Data extract ::
↓↓↓

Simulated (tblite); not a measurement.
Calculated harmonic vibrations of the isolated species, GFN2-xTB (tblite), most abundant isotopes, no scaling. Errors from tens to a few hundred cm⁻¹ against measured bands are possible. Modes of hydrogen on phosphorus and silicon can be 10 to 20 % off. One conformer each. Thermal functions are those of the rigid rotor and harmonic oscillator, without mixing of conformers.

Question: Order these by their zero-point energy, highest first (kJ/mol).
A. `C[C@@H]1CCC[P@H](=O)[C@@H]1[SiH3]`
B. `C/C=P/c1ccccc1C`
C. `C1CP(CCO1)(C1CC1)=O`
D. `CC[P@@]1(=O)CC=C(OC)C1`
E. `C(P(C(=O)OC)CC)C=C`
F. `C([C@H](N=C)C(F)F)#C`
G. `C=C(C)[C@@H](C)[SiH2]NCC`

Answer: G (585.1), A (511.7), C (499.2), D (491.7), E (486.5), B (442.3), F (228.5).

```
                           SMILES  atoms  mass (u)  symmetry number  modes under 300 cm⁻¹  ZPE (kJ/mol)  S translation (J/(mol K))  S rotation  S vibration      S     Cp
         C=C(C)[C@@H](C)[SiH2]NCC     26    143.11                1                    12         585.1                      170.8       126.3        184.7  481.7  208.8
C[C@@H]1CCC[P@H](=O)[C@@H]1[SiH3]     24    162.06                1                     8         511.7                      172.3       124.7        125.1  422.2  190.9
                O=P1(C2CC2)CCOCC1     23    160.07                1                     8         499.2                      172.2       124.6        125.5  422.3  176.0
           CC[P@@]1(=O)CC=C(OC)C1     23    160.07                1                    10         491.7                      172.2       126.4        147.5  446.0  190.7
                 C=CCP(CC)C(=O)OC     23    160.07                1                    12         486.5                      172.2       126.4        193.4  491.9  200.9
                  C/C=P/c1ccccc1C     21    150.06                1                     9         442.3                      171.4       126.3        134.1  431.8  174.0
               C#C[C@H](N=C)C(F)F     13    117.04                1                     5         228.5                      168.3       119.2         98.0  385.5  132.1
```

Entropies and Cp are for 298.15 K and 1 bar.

↑↑↑

Work item ::
If a line falls between the first line of the entries and the line containing "Calculated harmonic vibrations", or is one of those two, restate it word for word; leave all other lines out.

Answer space ::
Simulated (tblite); not a measurement.
Calculated harmonic vibrations of the isolated species, GFN2-xTB (tblite), most abundant isotopes, no scaling. Errors from tens to a few hundred cm⁻¹ against measured bands are possible. Modes of hydrogen on phosphorus and silicon can be 10 to 20 % off. One conformer each. Thermal functions are those of the rigid rotor and harmonic oscillator, without mixing of conformers.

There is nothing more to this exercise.